◆ INFORMATION SHOWN

....

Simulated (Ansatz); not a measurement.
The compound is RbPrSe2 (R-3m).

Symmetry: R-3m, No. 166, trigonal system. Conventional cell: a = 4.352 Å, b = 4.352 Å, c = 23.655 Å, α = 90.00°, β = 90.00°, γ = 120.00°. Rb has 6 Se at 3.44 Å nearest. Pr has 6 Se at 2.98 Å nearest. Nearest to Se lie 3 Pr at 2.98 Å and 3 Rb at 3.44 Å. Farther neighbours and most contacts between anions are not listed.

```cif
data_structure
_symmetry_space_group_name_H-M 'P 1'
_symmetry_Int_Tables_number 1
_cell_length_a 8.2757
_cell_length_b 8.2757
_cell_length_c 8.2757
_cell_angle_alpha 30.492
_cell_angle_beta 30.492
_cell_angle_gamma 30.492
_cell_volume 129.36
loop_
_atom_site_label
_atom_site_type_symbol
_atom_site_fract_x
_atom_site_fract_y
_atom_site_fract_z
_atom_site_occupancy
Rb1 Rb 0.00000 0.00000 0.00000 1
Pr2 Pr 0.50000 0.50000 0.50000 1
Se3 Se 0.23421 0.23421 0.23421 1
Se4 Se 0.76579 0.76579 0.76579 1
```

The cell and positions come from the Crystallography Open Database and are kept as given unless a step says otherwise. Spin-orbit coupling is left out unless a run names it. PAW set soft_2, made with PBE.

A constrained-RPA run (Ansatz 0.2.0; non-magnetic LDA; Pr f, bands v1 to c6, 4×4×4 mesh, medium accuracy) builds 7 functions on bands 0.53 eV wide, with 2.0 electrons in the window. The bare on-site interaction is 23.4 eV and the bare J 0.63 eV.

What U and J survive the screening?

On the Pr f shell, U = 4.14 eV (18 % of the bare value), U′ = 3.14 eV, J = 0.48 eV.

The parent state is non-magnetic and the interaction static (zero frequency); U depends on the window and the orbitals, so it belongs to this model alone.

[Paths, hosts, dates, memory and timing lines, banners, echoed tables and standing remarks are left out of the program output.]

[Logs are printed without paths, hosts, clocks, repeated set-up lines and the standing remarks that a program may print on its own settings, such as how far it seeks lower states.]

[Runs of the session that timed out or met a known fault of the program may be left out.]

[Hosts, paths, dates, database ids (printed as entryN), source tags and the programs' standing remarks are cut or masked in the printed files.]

....

◆ EXERCISE
Starting with the first line of the data above, copy each line exactly until you reach the line with "The compound is RbPrSe2 (R-3m)."; include that line as well.

◆ EXPECTED ANSWER
Simulated (Ansatz); not a measurement.
The compound is RbPrSe2 (R-3m).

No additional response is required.